▸ **DATA EXTRACT**
■ ■ ■ ■
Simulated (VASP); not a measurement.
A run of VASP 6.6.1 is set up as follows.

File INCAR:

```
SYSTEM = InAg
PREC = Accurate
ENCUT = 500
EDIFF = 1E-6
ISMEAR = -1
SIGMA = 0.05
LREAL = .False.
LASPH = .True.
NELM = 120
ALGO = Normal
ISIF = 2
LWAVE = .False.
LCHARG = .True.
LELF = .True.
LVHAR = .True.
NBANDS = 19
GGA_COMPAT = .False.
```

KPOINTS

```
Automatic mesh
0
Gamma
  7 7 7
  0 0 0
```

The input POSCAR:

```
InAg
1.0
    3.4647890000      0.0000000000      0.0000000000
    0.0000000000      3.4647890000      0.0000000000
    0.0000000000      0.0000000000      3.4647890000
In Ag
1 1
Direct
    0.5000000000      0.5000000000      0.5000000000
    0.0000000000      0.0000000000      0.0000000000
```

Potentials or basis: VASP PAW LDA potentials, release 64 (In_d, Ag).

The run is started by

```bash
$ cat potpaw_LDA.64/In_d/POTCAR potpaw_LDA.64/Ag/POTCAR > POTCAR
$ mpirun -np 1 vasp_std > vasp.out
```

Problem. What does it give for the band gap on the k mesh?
■ ■ ■ ■

Which lines belong in the answer? Exactly those from the first line of the entries through the line holding "Potentials or basis: VASP", inclusive, copied unchanged.

▸ **ANSWER BOX**
Simulated (VASP); not a measurement.
A run of VASP 6.6.1 is set up as follows.

File INCAR:

```
SYSTEM = InAg
PREC = Accurate
ENCUT = 500
EDIFF = 1E-6
ISMEAR = -1
SIGMA = 0.05
LREAL = .False.
LASPH = .True.
NELM = 120
ALGO = Normal
ISIF = 2
LWAVE = .False.
LCHARG = .True.
LELF = .True.
LVHAR = .True.
NBANDS = 19
GGA_COMPAT = .False.
```

KPOINTS

```
Automatic mesh
0
Gamma
  7 7 7
  0 0 0
```

The input POSCAR:

```
InAg
1.0
    3.4647890000      0.0000000000      0.0000000000
    0.0000000000      3.4647890000      0.0000000000
    0.0000000000      0.0000000000      3.4647890000
In Ag
1 1
Direct
    0.5000000000      0.5000000000      0.5000000000
    0.0000000000      0.0000000000      0.0000000000
```

Potentials or basis: VASP PAW LDA potentials, release 64 (In_d, Ag).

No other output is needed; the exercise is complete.